_ACTION ITEM_
In the records below, begin at the line that has "- Fine-grid cutoff: 1442.2 eV" and stop after the line that has "Run time: 2"; quote those lines verbatim and nothing more.

[DATASET EXTRACT — start]

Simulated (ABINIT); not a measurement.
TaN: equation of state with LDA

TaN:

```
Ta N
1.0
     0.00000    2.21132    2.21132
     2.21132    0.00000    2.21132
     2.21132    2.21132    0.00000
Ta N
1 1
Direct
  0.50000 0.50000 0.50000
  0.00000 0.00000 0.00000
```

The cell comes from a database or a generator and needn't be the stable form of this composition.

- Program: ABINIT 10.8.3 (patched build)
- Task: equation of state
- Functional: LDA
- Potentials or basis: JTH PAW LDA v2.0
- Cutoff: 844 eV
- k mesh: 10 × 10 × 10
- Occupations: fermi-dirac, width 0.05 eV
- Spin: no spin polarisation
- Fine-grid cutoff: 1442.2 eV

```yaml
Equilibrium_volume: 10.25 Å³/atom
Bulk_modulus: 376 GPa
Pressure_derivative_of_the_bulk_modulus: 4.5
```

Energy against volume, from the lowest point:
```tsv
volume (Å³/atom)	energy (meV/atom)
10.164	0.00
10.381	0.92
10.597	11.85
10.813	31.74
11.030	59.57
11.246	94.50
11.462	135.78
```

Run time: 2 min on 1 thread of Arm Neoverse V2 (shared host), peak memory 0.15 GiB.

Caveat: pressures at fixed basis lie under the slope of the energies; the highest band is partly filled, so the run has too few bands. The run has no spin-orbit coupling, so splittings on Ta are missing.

[DATASET EXTRACT — finish]

_PROBLEM SOLUTION_
- Fine-grid cutoff: 1442.2 eV

```yaml
Equilibrium_volume: 10.25 Å³/atom
Bulk_modulus: 376 GPa
Pressure_derivative_of_the_bulk_modulus: 4.5
```

Energy against volume, from the lowest point:
```tsv
volume (Å³/atom)	energy (meV/atom)
10.164	0.00
10.381	0.92
10.597	11.85
10.813	31.74
11.030	59.57
11.246	94.50
11.462	135.78
```

Run time: 2 min on 1 thread of Arm Neoverse V2 (shared host), peak memory 0.15 GiB.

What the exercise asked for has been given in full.